- [REQUIRED ACTION] Where the records below show a line containing "Geometry: PBE0-D3(BJ)/def2-SVP.", start copying; end with the line containing "The calculation used", and copy it too.

- [EXTRACTED ENTRIES]
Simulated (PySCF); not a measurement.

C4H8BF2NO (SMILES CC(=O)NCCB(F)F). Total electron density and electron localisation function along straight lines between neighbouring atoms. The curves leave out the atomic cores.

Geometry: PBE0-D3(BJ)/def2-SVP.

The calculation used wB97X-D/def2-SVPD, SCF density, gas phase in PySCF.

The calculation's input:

- [TASK ANSWER]
Geometry: PBE0-D3(BJ)/def2-SVP.

The calculation used wB97X-D/def2-SVPD, SCF density, gas phase in PySCF.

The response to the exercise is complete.